Assignment
Restate the data that follows exactly as it stands, beginning with the first line and ending with the line that contains "Level of theory: Ansatz".

Supplied entries
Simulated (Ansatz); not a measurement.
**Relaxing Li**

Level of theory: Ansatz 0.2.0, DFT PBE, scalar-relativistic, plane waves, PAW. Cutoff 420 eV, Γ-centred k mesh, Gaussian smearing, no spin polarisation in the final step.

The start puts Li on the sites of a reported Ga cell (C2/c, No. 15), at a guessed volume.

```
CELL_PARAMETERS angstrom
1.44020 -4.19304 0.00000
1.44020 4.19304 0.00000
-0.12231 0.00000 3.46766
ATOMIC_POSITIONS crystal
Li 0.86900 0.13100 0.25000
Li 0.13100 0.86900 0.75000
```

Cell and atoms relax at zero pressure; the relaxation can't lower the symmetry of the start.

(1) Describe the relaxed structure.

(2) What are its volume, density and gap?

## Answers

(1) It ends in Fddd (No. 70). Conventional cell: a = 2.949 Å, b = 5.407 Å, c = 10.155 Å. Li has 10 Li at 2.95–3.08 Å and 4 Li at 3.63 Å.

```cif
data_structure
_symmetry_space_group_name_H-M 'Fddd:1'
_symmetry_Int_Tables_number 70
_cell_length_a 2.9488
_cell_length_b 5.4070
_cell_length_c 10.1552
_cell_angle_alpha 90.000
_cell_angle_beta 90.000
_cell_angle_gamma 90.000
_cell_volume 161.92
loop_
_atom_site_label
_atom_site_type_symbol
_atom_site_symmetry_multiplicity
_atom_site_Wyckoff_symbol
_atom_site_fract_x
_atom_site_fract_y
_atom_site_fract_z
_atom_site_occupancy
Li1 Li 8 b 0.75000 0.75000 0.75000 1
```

Problem solution
Simulated (Ansatz); not a measurement.
**Relaxing Li**

Level of theory: Ansatz 0.2.0, DFT PBE, scalar-relativistic, plane waves, PAW. Cutoff 420 eV, Γ-centred k mesh, Gaussian smearing, no spin polarisation in the final step.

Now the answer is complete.